'''

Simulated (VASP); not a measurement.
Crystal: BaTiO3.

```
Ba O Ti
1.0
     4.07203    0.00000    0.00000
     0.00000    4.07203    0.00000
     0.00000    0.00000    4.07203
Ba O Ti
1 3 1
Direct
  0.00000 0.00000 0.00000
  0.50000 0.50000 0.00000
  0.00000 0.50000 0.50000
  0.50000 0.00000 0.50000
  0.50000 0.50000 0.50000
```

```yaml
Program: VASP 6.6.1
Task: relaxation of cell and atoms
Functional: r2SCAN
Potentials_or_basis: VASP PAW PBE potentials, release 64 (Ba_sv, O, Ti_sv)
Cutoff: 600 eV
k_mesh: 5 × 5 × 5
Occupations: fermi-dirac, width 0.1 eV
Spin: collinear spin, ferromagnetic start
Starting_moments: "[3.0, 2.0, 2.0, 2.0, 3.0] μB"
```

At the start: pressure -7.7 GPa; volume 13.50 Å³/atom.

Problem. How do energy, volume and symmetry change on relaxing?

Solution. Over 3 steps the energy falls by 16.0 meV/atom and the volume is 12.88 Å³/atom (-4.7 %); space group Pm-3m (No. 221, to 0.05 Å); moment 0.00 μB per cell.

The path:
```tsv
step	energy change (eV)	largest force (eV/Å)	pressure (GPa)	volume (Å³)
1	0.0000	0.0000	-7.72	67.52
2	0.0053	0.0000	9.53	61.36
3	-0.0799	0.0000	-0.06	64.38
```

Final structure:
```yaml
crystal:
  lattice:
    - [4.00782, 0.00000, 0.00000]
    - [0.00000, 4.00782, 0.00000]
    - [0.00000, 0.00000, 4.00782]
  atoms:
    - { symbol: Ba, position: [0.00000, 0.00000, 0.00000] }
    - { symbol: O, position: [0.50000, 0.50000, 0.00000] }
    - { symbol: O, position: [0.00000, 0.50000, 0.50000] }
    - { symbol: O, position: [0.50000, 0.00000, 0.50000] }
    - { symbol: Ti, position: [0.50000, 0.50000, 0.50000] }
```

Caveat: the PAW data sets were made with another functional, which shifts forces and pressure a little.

'''

Assigned task: What you return should be the lines from the start of the data through the line with "Problem. How do", quoted exactly and nothing more.

Answer space:
Simulated (VASP); not a measurement.
Crystal: BaTiO3.

```
Ba O Ti
1.0
     4.07203    0.00000    0.00000
     0.00000    4.07203    0.00000
     0.00000    0.00000    4.07203
Ba O Ti
1 3 1
Direct
  0.00000 0.00000 0.00000
  0.50000 0.50000 0.00000
  0.00000 0.50000 0.50000
  0.50000 0.00000 0.50000
  0.50000 0.50000 0.50000
```

```yaml
Program: VASP 6.6.1
Task: relaxation of cell and atoms
Functional: r2SCAN
Potentials_or_basis: VASP PAW PBE potentials, release 64 (Ba_sv, O, Ti_sv)
Cutoff: 600 eV
k_mesh: 5 × 5 × 5
Occupations: fermi-dirac, width 0.1 eV
Spin: collinear spin, ferromagnetic start
Starting_moments: "[3.0, 2.0, 2.0, 2.0, 3.0] μB"
```

At the start: pressure -7.7 GPa; volume 13.50 Å³/atom.

Problem. How do energy, volume and symmetry change on relaxing?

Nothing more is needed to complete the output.